──────────

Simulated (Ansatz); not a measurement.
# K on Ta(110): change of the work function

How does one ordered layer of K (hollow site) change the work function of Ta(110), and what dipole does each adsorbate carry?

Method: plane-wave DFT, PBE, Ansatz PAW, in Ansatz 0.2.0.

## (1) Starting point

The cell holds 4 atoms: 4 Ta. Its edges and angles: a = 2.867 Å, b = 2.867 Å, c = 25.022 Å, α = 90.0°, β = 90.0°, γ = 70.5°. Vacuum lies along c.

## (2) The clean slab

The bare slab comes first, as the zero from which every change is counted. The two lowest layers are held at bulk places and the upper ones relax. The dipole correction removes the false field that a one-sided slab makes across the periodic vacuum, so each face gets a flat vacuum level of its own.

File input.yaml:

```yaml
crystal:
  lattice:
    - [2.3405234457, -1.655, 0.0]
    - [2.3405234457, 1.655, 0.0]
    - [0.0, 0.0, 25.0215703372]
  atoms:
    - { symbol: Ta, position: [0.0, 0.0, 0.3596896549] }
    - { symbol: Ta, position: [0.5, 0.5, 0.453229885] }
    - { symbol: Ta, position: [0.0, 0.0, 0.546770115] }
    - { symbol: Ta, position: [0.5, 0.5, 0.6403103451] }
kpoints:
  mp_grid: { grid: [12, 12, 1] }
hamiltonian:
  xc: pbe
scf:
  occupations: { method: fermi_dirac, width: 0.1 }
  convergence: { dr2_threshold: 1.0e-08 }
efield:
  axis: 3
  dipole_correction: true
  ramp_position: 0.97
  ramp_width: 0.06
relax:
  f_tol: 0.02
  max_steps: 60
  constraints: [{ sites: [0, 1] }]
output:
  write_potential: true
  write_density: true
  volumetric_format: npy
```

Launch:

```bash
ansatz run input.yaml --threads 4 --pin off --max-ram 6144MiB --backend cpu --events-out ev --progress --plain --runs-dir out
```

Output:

──────────

Requirement - Please, from the entries above, set down exactly the lines from the one containing "## (1) Starting point" through the one containing "## (2) The clean slab", and only those.

Response -
## (1) Starting point

The cell holds 4 atoms: 4 Ta. Its edges and angles: a = 2.867 Å, b = 2.867 Å, c = 25.022 Å, α = 90.0°, β = 90.0°, γ = 70.5°. Vacuum lies along c.

## (2) The clean slab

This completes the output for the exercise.